**DATASET EXCERPTS:**
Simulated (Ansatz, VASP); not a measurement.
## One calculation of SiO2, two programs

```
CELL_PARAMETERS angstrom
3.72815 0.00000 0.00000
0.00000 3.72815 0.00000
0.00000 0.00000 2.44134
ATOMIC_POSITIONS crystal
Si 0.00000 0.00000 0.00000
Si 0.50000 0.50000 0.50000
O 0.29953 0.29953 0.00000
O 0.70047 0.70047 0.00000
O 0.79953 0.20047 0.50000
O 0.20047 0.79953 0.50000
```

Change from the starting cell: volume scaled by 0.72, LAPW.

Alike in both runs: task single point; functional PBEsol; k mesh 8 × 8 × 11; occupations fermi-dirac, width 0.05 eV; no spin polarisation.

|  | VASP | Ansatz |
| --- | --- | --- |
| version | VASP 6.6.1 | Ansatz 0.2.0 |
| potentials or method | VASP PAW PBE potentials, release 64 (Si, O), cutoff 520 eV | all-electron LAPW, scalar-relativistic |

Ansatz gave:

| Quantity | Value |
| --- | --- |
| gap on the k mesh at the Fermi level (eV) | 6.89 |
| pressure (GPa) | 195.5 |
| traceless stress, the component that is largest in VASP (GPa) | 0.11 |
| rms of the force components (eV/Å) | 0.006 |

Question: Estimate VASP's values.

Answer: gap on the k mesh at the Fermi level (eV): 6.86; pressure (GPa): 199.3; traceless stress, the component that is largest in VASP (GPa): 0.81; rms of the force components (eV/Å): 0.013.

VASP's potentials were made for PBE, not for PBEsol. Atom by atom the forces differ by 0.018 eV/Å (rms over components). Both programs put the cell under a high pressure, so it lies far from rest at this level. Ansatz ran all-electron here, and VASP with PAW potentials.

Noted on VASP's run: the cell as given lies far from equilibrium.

**WORK ITEM:**
Given the records above, reproduce precisely and only the lines between the line holding "(GPa) | 195.5 |" and the line holding "Question: Estimate VASP's values.", inclusive.

**ANSWER SPACE:**
| pressure (GPa) | 195.5 |
| traceless stress, the component that is largest in VASP (GPa) | 0.11 |
| rms of the force components (eV/Å) | 0.006 |

Question: Estimate VASP's values.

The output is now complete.